> Requirement: Where the listing below reaches the line containing "Ansatz 0.2.0 |", start writing out lines exactly, and stop once the line containing "2.44 | -0.005 |" has been written.

(Beginning of Exercise data)

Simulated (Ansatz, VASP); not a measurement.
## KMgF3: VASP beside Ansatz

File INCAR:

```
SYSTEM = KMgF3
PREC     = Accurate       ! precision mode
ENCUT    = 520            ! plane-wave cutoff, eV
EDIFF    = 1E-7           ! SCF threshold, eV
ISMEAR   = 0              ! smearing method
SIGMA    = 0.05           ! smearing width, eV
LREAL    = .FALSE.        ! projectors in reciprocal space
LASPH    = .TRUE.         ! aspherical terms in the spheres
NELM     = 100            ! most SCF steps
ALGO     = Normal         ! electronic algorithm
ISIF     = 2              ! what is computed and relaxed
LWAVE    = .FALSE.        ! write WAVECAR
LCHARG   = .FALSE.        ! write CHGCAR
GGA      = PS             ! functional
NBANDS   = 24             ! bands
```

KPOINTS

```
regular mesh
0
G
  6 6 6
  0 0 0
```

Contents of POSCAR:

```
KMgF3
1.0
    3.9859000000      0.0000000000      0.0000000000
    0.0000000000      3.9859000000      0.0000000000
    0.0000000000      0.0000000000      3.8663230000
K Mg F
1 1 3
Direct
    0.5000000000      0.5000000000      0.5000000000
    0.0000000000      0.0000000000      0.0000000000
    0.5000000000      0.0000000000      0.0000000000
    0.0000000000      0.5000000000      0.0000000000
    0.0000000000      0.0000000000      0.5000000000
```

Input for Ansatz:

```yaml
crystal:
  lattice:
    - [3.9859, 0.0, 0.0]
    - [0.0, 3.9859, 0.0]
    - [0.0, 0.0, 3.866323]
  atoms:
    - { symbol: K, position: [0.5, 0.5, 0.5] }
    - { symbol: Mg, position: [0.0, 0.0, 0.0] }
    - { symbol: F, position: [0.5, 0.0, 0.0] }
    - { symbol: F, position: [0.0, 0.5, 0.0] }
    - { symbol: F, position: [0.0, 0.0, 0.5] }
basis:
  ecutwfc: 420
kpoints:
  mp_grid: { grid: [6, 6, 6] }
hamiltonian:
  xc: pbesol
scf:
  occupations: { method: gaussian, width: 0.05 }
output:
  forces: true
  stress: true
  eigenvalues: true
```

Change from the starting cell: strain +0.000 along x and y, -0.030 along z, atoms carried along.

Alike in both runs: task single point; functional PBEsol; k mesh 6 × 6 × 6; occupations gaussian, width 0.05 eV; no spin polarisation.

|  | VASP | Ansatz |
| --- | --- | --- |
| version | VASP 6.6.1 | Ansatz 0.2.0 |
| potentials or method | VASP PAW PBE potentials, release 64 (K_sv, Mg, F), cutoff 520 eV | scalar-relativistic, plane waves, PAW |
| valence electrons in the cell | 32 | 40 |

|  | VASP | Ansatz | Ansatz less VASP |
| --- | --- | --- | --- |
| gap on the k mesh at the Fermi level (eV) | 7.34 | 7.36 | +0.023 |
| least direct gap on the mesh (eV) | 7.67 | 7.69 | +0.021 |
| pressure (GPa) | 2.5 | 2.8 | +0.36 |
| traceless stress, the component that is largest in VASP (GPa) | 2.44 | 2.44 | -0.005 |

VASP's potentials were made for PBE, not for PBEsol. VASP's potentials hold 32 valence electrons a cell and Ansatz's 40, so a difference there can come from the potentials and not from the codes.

(End of Exercise data)

> Response box:
| version | VASP 6.6.1 | Ansatz 0.2.0 |
| potentials or method | VASP PAW PBE potentials, release 64 (K_sv, Mg, F), cutoff 520 eV | scalar-relativistic, plane waves, PAW |
| valence electrons in the cell | 32 | 40 |

|  | VASP | Ansatz | Ansatz less VASP |
| --- | --- | --- | --- |
| gap on the k mesh at the Fermi level (eV) | 7.34 | 7.36 | +0.023 |
| least direct gap on the mesh (eV) | 7.67 | 7.69 | +0.021 |
| pressure (GPa) | 2.5 | 2.8 | +0.36 |
| traceless stress, the component that is largest in VASP (GPa) | 2.44 | 2.44 | -0.005 |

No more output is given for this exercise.